= = = = = = =

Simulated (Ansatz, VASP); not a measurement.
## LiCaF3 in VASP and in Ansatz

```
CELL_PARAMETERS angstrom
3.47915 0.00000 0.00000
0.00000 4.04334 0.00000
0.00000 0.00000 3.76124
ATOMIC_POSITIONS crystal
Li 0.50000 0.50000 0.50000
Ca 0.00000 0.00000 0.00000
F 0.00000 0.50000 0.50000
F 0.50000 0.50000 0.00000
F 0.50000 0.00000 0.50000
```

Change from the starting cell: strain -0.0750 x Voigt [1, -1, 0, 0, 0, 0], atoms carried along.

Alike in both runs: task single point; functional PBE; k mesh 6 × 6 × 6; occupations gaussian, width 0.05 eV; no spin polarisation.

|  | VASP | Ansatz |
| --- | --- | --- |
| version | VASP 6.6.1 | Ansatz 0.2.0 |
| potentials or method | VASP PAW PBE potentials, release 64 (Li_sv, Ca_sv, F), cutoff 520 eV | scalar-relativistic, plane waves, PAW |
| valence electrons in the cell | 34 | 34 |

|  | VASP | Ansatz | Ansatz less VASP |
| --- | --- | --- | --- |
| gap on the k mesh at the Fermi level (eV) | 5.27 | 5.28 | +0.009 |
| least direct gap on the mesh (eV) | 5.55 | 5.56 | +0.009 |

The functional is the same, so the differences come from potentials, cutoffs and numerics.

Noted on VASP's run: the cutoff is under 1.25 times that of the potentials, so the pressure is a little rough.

= = = = = = =

* Assigned task *
Reproducing the whole listing above is not the task. Copy exactly only the lines from the one with "less VASP |" to the one with "The functional is", both kept.

* Answer section *
|  | VASP | Ansatz | Ansatz less VASP |
| --- | --- | --- | --- |
| gap on the k mesh at the Fermi level (eV) | 5.27 | 5.28 | +0.009 |
| least direct gap on the mesh (eV) | 5.55 | 5.56 | +0.009 |

The functional is the same, so the differences come from potentials, cutoffs and numerics.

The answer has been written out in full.